Take the material below and reproduce, word for word, only the lines from the line with "Aim: the single point of TaBi2O5 with PBE." through the line with "### Step 1. The cell of the first run".

* * * * * * *

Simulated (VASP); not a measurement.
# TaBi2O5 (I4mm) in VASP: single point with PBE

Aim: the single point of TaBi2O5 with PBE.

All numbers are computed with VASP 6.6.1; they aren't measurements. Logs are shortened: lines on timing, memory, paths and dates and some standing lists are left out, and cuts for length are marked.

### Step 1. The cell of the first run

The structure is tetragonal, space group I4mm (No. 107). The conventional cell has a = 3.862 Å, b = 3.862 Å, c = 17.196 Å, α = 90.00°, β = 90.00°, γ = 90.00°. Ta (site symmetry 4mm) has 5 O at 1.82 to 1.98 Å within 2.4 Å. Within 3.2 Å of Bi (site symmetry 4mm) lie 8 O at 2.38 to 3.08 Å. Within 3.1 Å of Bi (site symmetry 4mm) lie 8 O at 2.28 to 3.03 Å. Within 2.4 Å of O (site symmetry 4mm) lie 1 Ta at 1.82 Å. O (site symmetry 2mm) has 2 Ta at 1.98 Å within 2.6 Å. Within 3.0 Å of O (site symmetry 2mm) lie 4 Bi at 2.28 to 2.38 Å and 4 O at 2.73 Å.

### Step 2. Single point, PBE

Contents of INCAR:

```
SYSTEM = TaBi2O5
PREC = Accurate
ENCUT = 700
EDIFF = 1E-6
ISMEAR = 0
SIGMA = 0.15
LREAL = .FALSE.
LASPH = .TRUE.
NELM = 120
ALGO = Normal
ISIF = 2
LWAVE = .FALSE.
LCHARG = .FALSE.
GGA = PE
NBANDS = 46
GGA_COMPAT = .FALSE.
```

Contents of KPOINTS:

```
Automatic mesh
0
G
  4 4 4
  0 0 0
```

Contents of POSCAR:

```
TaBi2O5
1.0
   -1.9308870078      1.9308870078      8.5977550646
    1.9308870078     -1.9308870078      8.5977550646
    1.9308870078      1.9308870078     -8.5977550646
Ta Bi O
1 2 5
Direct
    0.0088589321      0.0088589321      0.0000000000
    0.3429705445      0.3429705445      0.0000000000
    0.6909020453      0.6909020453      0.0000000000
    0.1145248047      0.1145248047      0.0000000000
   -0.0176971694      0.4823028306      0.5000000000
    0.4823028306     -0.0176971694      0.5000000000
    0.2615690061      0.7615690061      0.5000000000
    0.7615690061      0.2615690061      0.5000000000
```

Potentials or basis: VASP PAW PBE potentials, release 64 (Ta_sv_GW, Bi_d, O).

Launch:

* * * * * * *

● Answer box
Aim: the single point of TaBi2O5 with PBE.

All numbers are computed with VASP 6.6.1; they aren't measurements. Logs are shortened: lines on timing, memory, paths and dates and some standing lists are left out, and cuts for length are marked.

### Step 1. The cell of the first run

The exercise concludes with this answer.